**Work item**
Working from the records beneath this line, reproduce each one exactly.

**Provided records**
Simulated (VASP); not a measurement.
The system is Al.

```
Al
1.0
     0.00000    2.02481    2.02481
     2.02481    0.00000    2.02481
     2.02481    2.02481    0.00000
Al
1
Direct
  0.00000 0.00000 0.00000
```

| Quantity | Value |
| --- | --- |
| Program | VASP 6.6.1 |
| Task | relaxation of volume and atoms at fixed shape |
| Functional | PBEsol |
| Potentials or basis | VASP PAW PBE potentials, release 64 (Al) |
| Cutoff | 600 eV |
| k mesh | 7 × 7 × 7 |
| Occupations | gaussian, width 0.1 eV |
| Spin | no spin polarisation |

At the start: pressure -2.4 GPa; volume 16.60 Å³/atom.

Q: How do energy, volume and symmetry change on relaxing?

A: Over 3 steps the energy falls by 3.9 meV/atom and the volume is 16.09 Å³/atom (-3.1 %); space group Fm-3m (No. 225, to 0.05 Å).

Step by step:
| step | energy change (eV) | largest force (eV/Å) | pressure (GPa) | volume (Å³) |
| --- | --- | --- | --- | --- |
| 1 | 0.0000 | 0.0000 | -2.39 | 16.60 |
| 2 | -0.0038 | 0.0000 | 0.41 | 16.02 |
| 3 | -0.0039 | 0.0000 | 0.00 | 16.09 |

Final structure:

**Exercise answer**
Simulated (VASP); not a measurement.
The system is Al.

```
Al
1.0
     0.00000    2.02481    2.02481
     2.02481    0.00000    2.02481
     2.02481    2.02481    0.00000
Al
1
Direct
  0.00000 0.00000 0.00000
```

| Quantity | Value |
| --- | --- |
| Program | VASP 6.6.1 |
| Task | relaxation of volume and atoms at fixed shape |
| Functional | PBEsol |
| Potentials or basis | VASP PAW PBE potentials, release 64 (Al) |
| Cutoff | 600 eV |
| k mesh | 7 × 7 × 7 |
| Occupations | gaussian, width 0.1 eV |
| Spin | no spin polarisation |

At the start: pressure -2.4 GPa; volume 16.60 Å³/atom.

Q: How do energy, volume and symmetry change on relaxing?

A: Over 3 steps the energy falls by 3.9 meV/atom and the volume is 16.09 Å³/atom (-3.1 %); space group Fm-3m (No. 225, to 0.05 Å).

Step by step:
| step | energy change (eV) | largest force (eV/Å) | pressure (GPa) | volume (Å³) |
| --- | --- | --- | --- | --- |
| 1 | 0.0000 | 0.0000 | -2.39 | 16.60 |
| 2 | -0.0038 | 0.0000 | 0.41 | 16.02 |
| 3 | -0.0039 | 0.0000 | 0.00 | 16.09 |

Final structure:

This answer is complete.